WORK ORDER
Please set down the entries below once more, exactly.

DATA EXTRACT
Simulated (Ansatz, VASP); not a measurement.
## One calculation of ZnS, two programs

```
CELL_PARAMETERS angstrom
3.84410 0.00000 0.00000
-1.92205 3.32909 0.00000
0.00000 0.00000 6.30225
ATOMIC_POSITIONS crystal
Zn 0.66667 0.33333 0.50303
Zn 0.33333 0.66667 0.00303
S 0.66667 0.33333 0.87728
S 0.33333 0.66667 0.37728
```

EXERCISE RESULT
Simulated (Ansatz, VASP); not a measurement.
## One calculation of ZnS, two programs

```
CELL_PARAMETERS angstrom
3.84410 0.00000 0.00000
-1.92205 3.32909 0.00000
0.00000 0.00000 6.30225
ATOMIC_POSITIONS crystal
Zn 0.66667 0.33333 0.50303
Zn 0.33333 0.66667 0.00303
S 0.66667 0.33333 0.87728
S 0.33333 0.66667 0.37728
```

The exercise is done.